→ Activity: Every line below should be repeated exactly.

→ Stored data:
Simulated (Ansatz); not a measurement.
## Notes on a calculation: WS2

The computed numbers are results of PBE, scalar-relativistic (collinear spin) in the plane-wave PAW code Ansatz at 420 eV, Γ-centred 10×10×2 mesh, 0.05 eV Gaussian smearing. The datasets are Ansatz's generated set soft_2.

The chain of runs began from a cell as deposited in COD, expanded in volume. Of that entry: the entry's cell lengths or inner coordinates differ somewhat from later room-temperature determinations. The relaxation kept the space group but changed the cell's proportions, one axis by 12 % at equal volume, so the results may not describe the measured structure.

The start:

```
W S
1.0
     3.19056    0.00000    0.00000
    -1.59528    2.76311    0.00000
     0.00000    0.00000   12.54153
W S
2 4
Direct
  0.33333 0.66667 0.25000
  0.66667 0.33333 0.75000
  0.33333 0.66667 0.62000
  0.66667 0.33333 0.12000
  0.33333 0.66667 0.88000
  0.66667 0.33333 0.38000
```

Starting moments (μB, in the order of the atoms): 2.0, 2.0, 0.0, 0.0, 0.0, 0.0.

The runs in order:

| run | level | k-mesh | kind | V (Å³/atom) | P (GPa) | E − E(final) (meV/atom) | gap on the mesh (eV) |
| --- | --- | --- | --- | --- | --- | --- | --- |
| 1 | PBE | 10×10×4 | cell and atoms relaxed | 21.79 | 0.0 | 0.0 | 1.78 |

→ Worked solution:
Simulated (Ansatz); not a measurement.
## Notes on a calculation: WS2

The computed numbers are results of PBE, scalar-relativistic (collinear spin) in the plane-wave PAW code Ansatz at 420 eV, Γ-centred 10×10×2 mesh, 0.05 eV Gaussian smearing. The datasets are Ansatz's generated set soft_2.

The chain of runs began from a cell as deposited in COD, expanded in volume. Of that entry: the entry's cell lengths or inner coordinates differ somewhat from later room-temperature determinations. The relaxation kept the space group but changed the cell's proportions, one axis by 12 % at equal volume, so the results may not describe the measured structure.

The start:

```
W S
1.0
     3.19056    0.00000    0.00000
    -1.59528    2.76311    0.00000
     0.00000    0.00000   12.54153
W S
2 4
Direct
  0.33333 0.66667 0.25000
  0.66667 0.33333 0.75000
  0.33333 0.66667 0.62000
  0.66667 0.33333 0.12000
  0.33333 0.66667 0.88000
  0.66667 0.33333 0.38000
```

Starting moments (μB, in the order of the atoms): 2.0, 2.0, 0.0, 0.0, 0.0, 0.0.

The runs in order:

| run | level | k-mesh | kind | V (Å³/atom) | P (GPa) | E − E(final) (meV/atom) | gap on the mesh (eV) |
| --- | --- | --- | --- | --- | --- | --- | --- |
| 1 | PBE | 10×10×4 | cell and atoms relaxed | 21.79 | 0.0 | 0.0 | 1.78 |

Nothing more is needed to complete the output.